Supplied records:
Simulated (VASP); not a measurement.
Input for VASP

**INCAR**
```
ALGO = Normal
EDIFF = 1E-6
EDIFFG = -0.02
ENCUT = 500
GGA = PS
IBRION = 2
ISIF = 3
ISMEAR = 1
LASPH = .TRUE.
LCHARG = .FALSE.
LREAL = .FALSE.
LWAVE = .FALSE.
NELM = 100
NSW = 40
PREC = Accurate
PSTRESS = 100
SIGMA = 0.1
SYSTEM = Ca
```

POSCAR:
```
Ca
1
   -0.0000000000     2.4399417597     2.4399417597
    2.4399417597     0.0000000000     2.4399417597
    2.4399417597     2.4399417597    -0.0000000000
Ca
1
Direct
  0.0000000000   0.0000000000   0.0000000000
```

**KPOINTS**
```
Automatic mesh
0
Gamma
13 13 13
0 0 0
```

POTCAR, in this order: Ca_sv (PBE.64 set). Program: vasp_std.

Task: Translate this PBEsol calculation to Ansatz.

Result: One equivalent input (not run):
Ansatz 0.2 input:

Task item: Please restate the material above exactly, line by line.

Task response:
Simulated (VASP); not a measurement.
Input for VASP

**INCAR**
```
ALGO = Normal
EDIFF = 1E-6
EDIFFG = -0.02
ENCUT = 500
GGA = PS
IBRION = 2
ISIF = 3
ISMEAR = 1
LASPH = .TRUE.
LCHARG = .FALSE.
LREAL = .FALSE.
LWAVE = .FALSE.
NELM = 100
NSW = 40
PREC = Accurate
PSTRESS = 100
SIGMA = 0.1
SYSTEM = Ca
```

POSCAR:
```
Ca
1
   -0.0000000000     2.4399417597     2.4399417597
    2.4399417597     0.0000000000     2.4399417597
    2.4399417597     2.4399417597    -0.0000000000
Ca
1
Direct
  0.0000000000   0.0000000000   0.0000000000
```

**KPOINTS**
```
Automatic mesh
0
Gamma
13 13 13
0 0 0
```

POTCAR, in this order: Ca_sv (PBE.64 set). Program: vasp_std.

Task: Translate this PBEsol calculation to Ansatz.

Result: One equivalent input (not run):
Ansatz 0.2 input:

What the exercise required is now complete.